[Given records]
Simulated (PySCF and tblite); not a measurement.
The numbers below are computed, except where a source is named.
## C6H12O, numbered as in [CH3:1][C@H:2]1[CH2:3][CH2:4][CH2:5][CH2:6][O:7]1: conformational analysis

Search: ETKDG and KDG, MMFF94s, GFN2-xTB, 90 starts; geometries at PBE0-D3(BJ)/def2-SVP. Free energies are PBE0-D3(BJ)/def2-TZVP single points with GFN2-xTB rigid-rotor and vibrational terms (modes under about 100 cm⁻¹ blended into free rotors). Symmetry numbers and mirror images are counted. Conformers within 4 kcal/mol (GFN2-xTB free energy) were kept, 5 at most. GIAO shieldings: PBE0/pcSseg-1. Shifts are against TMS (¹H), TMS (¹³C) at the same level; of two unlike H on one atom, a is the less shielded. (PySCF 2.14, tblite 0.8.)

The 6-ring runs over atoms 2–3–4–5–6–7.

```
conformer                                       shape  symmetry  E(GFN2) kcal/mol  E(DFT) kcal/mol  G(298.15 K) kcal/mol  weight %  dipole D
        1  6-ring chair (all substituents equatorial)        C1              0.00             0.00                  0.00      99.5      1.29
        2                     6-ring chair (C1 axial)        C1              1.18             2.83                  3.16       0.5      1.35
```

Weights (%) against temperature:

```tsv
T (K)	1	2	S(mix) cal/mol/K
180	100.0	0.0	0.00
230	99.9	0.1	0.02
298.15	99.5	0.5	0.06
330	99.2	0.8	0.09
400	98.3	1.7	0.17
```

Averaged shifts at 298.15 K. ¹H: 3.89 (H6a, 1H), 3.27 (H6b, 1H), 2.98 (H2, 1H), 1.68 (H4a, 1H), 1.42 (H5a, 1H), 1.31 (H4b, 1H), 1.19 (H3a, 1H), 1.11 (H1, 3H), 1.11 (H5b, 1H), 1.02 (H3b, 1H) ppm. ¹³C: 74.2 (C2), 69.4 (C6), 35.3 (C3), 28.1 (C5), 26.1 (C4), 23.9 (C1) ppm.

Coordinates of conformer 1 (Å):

[Work task] Please give an exact restatement of only the lines from the beginning of the material above to the line with "## C6H12O, numbered", inclusive.

[Exercise result]
Simulated (PySCF and tblite); not a measurement.
The numbers below are computed, except where a source is named.
## C6H12O, numbered as in [CH3:1][C@H:2]1[CH2:3][CH2:4][CH2:5][CH2:6][O:7]1: conformational analysis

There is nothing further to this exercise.